An exact copy of the whole listing is required.

————

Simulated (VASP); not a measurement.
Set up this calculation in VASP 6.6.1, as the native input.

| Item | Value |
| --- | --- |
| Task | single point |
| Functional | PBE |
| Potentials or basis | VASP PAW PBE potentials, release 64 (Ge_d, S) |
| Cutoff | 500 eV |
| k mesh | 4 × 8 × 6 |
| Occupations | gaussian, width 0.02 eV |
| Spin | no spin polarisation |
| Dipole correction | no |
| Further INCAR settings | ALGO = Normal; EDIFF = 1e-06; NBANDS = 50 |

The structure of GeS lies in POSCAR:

————

ANSWER AREA –
Simulated (VASP); not a measurement.
Set up this calculation in VASP 6.6.1, as the native input.

| Item | Value |
| --- | --- |
| Task | single point |
| Functional | PBE |
| Potentials or basis | VASP PAW PBE potentials, release 64 (Ge_d, S) |
| Cutoff | 500 eV |
| k mesh | 4 × 8 × 6 |
| Occupations | gaussian, width 0.02 eV |
| Spin | no spin polarisation |
| Dipole correction | no |
| Further INCAR settings | ALGO = Normal; EDIFF = 1e-06; NBANDS = 50 |

The structure of GeS lies in POSCAR:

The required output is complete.